■ **Provided information**
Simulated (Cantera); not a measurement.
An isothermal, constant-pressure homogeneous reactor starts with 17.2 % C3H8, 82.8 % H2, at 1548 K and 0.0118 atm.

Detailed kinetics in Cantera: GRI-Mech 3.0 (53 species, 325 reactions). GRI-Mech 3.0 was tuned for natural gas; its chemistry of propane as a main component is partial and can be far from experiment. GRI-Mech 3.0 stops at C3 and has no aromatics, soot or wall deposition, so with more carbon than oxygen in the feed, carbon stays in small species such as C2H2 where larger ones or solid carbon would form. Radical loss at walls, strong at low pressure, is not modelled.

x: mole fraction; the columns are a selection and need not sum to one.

■ **Work item**
Reproduce each of the entries exactly, omitting none.

■ **Response area**
Simulated (Cantera); not a measurement.
An isothermal, constant-pressure homogeneous reactor starts with 17.2 % C3H8, 82.8 % H2, at 1548 K and 0.0118 atm.

Detailed kinetics in Cantera: GRI-Mech 3.0 (53 species, 325 reactions). GRI-Mech 3.0 was tuned for natural gas; its chemistry of propane as a main component is partial and can be far from experiment. GRI-Mech 3.0 stops at C3 and has no aromatics, soot or wall deposition, so with more carbon than oxygen in the feed, carbon stays in small species such as C2H2 where larger ones or solid carbon would form. Radical loss at walls, strong at low pressure, is not modelled.

x: mole fraction; the columns are a selection and need not sum to one.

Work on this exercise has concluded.